_Activity_
Output the data below exactly. Leave nothing out.

── The data ──
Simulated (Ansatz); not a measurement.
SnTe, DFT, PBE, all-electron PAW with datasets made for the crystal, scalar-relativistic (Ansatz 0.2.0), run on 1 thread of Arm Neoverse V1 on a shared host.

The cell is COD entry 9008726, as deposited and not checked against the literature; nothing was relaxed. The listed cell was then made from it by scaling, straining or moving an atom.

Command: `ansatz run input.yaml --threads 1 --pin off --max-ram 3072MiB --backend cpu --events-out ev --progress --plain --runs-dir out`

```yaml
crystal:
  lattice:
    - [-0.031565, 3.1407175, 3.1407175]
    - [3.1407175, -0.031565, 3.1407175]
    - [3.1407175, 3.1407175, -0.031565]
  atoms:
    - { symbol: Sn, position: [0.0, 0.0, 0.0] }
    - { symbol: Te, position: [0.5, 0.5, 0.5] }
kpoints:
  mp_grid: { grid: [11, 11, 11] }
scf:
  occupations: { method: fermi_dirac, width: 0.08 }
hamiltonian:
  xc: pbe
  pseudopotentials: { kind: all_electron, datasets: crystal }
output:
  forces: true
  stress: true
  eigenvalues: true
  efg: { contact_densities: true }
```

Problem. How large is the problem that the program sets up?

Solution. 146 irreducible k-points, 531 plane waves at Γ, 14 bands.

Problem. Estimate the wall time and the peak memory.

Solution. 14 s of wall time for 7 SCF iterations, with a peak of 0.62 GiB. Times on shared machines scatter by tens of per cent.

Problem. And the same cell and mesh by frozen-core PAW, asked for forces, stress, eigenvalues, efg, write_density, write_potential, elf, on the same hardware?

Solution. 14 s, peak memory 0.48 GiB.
───

_Problem solution_
Simulated (Ansatz); not a measurement.
SnTe, DFT, PBE, all-electron PAW with datasets made for the crystal, scalar-relativistic (Ansatz 0.2.0), run on 1 thread of Arm Neoverse V1 on a shared host.

The cell is COD entry 9008726, as deposited and not checked against the literature; nothing was relaxed. The listed cell was then made from it by scaling, straining or moving an atom.

Command: `ansatz run input.yaml --threads 1 --pin off --max-ram 3072MiB --backend cpu --events-out ev --progress --plain --runs-dir out`

```yaml
crystal:
  lattice:
    - [-0.031565, 3.1407175, 3.1407175]
    - [3.1407175, -0.031565, 3.1407175]
    - [3.1407175, 3.1407175, -0.031565]
  atoms:
    - { symbol: Sn, position: [0.0, 0.0, 0.0] }
    - { symbol: Te, position: [0.5, 0.5, 0.5] }
kpoints:
  mp_grid: { grid: [11, 11, 11] }
scf:
  occupations: { method: fermi_dirac, width: 0.08 }
hamiltonian:
  xc: pbe
  pseudopotentials: { kind: all_electron, datasets: crystal }
output:
  forces: true
  stress: true
  eigenvalues: true
  efg: { contact_densities: true }
```

Problem. How large is the problem that the program sets up?

Solution. 146 irreducible k-points, 531 plane waves at Γ, 14 bands.

Problem. Estimate the wall time and the peak memory.

Solution. 14 s of wall time for 7 SCF iterations, with a peak of 0.62 GiB. Times on shared machines scatter by tens of per cent.

Problem. And the same cell and mesh by frozen-core PAW, asked for forces, stress, eigenvalues, efg, write_density, write_potential, elf, on the same hardware?

Solution. 14 s, peak memory 0.48 GiB.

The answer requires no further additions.